→ Work instruction: Every line between the top of the data below and the line with "## Step 1: Starting point", both ends included, must be retyped exactly.

→ Supplied records:
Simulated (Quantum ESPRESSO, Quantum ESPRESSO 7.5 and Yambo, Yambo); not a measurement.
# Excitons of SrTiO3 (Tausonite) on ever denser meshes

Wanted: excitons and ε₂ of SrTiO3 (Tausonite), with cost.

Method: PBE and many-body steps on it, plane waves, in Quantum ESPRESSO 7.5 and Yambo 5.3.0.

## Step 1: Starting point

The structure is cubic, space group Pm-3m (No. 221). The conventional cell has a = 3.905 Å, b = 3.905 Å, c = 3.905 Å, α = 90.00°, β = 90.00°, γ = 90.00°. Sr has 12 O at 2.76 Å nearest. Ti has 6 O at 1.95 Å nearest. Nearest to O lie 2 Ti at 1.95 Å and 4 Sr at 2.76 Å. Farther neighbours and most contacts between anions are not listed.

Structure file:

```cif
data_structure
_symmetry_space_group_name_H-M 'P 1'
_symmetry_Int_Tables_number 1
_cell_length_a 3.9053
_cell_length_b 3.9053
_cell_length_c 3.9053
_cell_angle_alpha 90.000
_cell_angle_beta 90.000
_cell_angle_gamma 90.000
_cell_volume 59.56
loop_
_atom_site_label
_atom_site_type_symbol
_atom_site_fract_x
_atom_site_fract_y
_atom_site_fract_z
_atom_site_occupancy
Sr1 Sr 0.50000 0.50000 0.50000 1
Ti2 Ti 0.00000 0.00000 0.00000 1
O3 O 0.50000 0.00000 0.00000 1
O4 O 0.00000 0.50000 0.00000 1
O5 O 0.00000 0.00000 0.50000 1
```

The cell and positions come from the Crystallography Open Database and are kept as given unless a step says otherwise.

→ Solution:
Simulated (Quantum ESPRESSO, Quantum ESPRESSO 7.5 and Yambo, Yambo); not a measurement.
# Excitons of SrTiO3 (Tausonite) on ever denser meshes

Wanted: excitons and ε₂ of SrTiO3 (Tausonite), with cost.

Method: PBE and many-body steps on it, plane waves, in Quantum ESPRESSO 7.5 and Yambo 5.3.0.

## Step 1: Starting point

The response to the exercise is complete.